■ **WORK ITEM**:
An exact reproduction of all the entries below is required.

------------------------------------------------------------
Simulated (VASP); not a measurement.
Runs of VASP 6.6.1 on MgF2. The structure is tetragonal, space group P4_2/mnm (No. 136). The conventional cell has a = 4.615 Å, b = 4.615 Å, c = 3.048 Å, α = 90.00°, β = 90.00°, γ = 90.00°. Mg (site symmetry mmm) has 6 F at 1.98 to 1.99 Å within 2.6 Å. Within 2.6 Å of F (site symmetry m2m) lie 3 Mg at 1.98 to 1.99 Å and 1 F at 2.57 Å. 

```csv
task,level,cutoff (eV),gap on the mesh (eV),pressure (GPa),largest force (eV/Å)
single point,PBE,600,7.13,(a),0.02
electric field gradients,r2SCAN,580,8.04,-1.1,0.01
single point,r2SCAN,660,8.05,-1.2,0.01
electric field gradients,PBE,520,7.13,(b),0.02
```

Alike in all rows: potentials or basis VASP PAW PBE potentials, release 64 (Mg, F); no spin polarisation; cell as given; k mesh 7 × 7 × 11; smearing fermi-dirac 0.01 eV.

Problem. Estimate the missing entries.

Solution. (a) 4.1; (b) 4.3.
------------------------------------------------------------

■ **YOUR SOLUTION**:
Simulated (VASP); not a measurement.
Runs of VASP 6.6.1 on MgF2. The structure is tetragonal, space group P4_2/mnm (No. 136). The conventional cell has a = 4.615 Å, b = 4.615 Å, c = 3.048 Å, α = 90.00°, β = 90.00°, γ = 90.00°. Mg (site symmetry mmm) has 6 F at 1.98 to 1.99 Å within 2.6 Å. Within 2.6 Å of F (site symmetry m2m) lie 3 Mg at 1.98 to 1.99 Å and 1 F at 2.57 Å. 

```csv
task,level,cutoff (eV),gap on the mesh (eV),pressure (GPa),largest force (eV/Å)
single point,PBE,600,7.13,(a),0.02
electric field gradients,r2SCAN,580,8.04,-1.1,0.01
single point,r2SCAN,660,8.05,-1.2,0.01
electric field gradients,PBE,520,7.13,(b),0.02
```

Alike in all rows: potentials or basis VASP PAW PBE potentials, release 64 (Mg, F); no spin polarisation; cell as given; k mesh 7 × 7 × 11; smearing fermi-dirac 0.01 eV.

Problem. Estimate the missing entries.

Solution. (a) 4.1; (b) 4.3.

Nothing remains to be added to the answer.